*RECORD EXTRACTS*:
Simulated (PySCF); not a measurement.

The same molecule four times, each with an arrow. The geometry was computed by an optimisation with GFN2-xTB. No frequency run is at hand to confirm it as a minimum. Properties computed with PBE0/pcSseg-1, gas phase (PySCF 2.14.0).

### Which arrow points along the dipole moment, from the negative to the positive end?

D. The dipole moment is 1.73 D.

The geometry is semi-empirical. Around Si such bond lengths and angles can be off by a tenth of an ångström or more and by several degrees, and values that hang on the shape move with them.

*WORK TASK*: Please copy the lines in the records above between the one holding "### Which arrow" and the one holding "D. The dipole moment is 1.73 D.", inclusive, exactly and with no other line.

*ANSWER BOX*:
### Which arrow points along the dipole moment, from the negative to the positive end?

D. The dipole moment is 1.73 D.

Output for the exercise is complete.